**Dataset records**
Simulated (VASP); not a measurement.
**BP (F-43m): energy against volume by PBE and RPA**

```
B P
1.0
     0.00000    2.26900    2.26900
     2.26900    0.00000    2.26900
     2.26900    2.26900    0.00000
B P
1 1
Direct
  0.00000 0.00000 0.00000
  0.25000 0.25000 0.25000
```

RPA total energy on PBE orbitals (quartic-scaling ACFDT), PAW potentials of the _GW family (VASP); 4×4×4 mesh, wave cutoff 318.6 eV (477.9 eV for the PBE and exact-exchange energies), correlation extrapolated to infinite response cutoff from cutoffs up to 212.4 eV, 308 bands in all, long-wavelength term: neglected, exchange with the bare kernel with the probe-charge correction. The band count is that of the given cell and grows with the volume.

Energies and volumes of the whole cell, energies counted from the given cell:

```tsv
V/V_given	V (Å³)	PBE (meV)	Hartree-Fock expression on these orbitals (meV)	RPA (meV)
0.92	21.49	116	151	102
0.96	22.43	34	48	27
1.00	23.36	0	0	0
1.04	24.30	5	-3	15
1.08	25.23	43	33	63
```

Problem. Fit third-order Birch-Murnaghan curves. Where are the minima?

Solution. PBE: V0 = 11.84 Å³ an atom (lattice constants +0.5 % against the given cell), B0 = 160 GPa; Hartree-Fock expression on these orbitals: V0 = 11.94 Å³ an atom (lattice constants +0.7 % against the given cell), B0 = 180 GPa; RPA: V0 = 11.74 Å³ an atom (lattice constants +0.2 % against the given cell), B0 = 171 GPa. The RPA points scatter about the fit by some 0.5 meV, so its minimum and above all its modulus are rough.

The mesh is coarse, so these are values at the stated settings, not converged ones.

**Requirement**
Copy the records above exactly, please, but only from the first line through the line containing "Solution. PBE: V0".

**Solution**
Simulated (VASP); not a measurement.
**BP (F-43m): energy against volume by PBE and RPA**

```
B P
1.0
     0.00000    2.26900    2.26900
     2.26900    0.00000    2.26900
     2.26900    2.26900    0.00000
B P
1 1
Direct
  0.00000 0.00000 0.00000
  0.25000 0.25000 0.25000
```

RPA total energy on PBE orbitals (quartic-scaling ACFDT), PAW potentials of the _GW family (VASP); 4×4×4 mesh, wave cutoff 318.6 eV (477.9 eV for the PBE and exact-exchange energies), correlation extrapolated to infinite response cutoff from cutoffs up to 212.4 eV, 308 bands in all, long-wavelength term: neglected, exchange with the bare kernel with the probe-charge correction. The band count is that of the given cell and grows with the volume.

Energies and volumes of the whole cell, energies counted from the given cell:

```tsv
V/V_given	V (Å³)	PBE (meV)	Hartree-Fock expression on these orbitals (meV)	RPA (meV)
0.92	21.49	116	151	102
0.96	22.43	34	48	27
1.00	23.36	0	0	0
1.04	24.30	5	-3	15
1.08	25.23	43	33	63
```

Problem. Fit third-order Birch-Murnaghan curves. Where are the minima?

Solution. PBE: V0 = 11.84 Å³ an atom (lattice constants +0.5 % against the given cell), B0 = 160 GPa; Hartree-Fock expression on these orbitals: V0 = 11.94 Å³ an atom (lattice constants +0.7 % against the given cell), B0 = 180 GPa; RPA: V0 = 11.74 Å³ an atom (lattice constants +0.2 % against the given cell), B0 = 171 GPa. The RPA points scatter about the fit by some 0.5 meV, so its minimum and above all its modulus are rough.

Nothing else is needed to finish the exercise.